▶ _MATERIAL SUPPLIED_
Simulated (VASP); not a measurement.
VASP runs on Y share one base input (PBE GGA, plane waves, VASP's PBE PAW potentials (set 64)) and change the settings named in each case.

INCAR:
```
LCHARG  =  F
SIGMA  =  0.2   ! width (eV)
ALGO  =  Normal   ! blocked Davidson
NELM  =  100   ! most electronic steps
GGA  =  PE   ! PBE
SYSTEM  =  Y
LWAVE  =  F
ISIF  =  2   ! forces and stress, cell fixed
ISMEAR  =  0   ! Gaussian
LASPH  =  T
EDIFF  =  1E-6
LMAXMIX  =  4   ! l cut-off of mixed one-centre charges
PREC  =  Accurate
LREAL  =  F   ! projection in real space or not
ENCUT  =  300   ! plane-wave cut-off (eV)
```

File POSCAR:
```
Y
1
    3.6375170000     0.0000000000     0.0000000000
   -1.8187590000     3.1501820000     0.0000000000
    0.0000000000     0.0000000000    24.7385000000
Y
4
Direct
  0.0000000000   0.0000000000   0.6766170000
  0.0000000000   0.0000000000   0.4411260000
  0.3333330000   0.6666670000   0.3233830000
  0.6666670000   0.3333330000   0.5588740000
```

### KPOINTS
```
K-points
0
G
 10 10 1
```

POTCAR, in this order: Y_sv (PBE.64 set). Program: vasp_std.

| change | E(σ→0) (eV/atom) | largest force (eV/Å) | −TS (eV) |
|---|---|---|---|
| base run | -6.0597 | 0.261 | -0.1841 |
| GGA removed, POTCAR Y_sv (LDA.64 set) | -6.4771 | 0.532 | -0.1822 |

▶ _ASSIGNMENT_
Transcribe verbatim. Cover the lines from the first line of the entries above to the line containing "0.261 | -0.1841 |", inclusive.

▶ _WRITTEN REPLY_
Simulated (VASP); not a measurement.
VASP runs on Y share one base input (PBE GGA, plane waves, VASP's PBE PAW potentials (set 64)) and change the settings named in each case.

INCAR:
```
LCHARG  =  F
SIGMA  =  0.2   ! width (eV)
ALGO  =  Normal   ! blocked Davidson
NELM  =  100   ! most electronic steps
GGA  =  PE   ! PBE
SYSTEM  =  Y
LWAVE  =  F
ISIF  =  2   ! forces and stress, cell fixed
ISMEAR  =  0   ! Gaussian
LASPH  =  T
EDIFF  =  1E-6
LMAXMIX  =  4   ! l cut-off of mixed one-centre charges
PREC  =  Accurate
LREAL  =  F   ! projection in real space or not
ENCUT  =  300   ! plane-wave cut-off (eV)
```

File POSCAR:
```
Y
1
    3.6375170000     0.0000000000     0.0000000000
   -1.8187590000     3.1501820000     0.0000000000
    0.0000000000     0.0000000000    24.7385000000
Y
4
Direct
  0.0000000000   0.0000000000   0.6766170000
  0.0000000000   0.0000000000   0.4411260000
  0.3333330000   0.6666670000   0.3233830000
  0.6666670000   0.3333330000   0.5588740000
```

### KPOINTS
```
K-points
0
G
 10 10 1
```

POTCAR, in this order: Y_sv (PBE.64 set). Program: vasp_std.

| change | E(σ→0) (eV/atom) | largest force (eV/Å) | −TS (eV) |
|---|---|---|---|
| base run | -6.0597 | 0.261 | -0.1841 |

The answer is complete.